===

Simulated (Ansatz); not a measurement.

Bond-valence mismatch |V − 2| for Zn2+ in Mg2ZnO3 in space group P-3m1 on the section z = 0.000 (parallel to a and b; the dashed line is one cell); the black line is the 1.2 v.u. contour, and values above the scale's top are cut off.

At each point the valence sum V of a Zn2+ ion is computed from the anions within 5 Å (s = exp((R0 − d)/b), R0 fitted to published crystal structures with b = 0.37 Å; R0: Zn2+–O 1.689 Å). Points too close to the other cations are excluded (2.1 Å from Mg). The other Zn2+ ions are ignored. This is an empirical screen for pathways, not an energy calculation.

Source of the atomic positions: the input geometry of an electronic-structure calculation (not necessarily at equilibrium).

===

TASK ITEM: Of the entries above, repeat exactly the lines between the line with "Bond-valence mismatch |V" and the line with "At each point", inclusive, and no others.

ANSWER SECTION:
Bond-valence mismatch |V − 2| for Zn2+ in Mg2ZnO3 in space group P-3m1 on the section z = 0.000 (parallel to a and b; the dashed line is one cell); the black line is the 1.2 v.u. contour, and values above the scale's top are cut off.

At each point the valence sum V of a Zn2+ ion is computed from the anions within 5 Å (s = exp((R0 − d)/b), R0 fitted to published crystal structures with b = 0.37 Å; R0: Zn2+–O 1.689 Å). Points too close to the other cations are excluded (2.1 Å from Mg). The other Zn2+ ions are ignored. This is an empirical screen for pathways, not an energy calculation.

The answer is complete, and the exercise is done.